··········
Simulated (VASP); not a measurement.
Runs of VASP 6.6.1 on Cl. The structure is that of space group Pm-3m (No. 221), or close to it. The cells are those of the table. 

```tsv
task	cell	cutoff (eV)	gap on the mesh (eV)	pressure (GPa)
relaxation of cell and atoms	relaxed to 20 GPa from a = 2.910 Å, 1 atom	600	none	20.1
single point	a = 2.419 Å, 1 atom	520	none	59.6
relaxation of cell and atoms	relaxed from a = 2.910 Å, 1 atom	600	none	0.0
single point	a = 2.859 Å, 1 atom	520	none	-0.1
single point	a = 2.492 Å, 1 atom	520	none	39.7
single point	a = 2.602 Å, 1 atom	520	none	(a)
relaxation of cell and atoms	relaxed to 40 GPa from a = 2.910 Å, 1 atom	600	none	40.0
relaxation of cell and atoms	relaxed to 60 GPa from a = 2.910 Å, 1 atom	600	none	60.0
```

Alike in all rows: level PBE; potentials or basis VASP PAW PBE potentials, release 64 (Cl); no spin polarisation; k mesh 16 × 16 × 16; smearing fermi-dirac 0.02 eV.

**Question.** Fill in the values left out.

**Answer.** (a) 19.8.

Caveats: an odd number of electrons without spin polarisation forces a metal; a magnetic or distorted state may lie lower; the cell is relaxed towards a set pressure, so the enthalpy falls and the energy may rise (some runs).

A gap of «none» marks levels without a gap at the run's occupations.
··········

• Task item: Reproduce exactly, and with no other material, the lines between those holding "Runs of VASP" and "Caveats: an odd", inclusive.

• Task response:
Runs of VASP 6.6.1 on Cl. The structure is that of space group Pm-3m (No. 221), or close to it. The cells are those of the table. 

```tsv
task	cell	cutoff (eV)	gap on the mesh (eV)	pressure (GPa)
relaxation of cell and atoms	relaxed to 20 GPa from a = 2.910 Å, 1 atom	600	none	20.1
single point	a = 2.419 Å, 1 atom	520	none	59.6
relaxation of cell and atoms	relaxed from a = 2.910 Å, 1 atom	600	none	0.0
single point	a = 2.859 Å, 1 atom	520	none	-0.1
single point	a = 2.492 Å, 1 atom	520	none	39.7
single point	a = 2.602 Å, 1 atom	520	none	(a)
relaxation of cell and atoms	relaxed to 40 GPa from a = 2.910 Å, 1 atom	600	none	40.0
relaxation of cell and atoms	relaxed to 60 GPa from a = 2.910 Å, 1 atom	600	none	60.0
```

Alike in all rows: level PBE; potentials or basis VASP PAW PBE potentials, release 64 (Cl); no spin polarisation; k mesh 16 × 16 × 16; smearing fermi-dirac 0.02 eV.

**Question.** Fill in the values left out.

**Answer.** (a) 19.8.

Caveats: an odd number of electrons without spin polarisation forces a metal; a magnetic or distorted state may lie lower; the cell is relaxed towards a set pressure, so the enthalpy falls and the energy may rise (some runs).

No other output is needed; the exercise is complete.